::: DATA SECTION :::

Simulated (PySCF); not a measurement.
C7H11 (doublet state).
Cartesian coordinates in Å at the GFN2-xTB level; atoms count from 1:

:::

**WORK TASK**
Transcribe the listing from start to finish, exactly as given.

**WRITTEN ANSWER**
Simulated (PySCF); not a measurement.
C7H11 (doublet state).
Cartesian coordinates in Å at the GFN2-xTB level; atoms count from 1:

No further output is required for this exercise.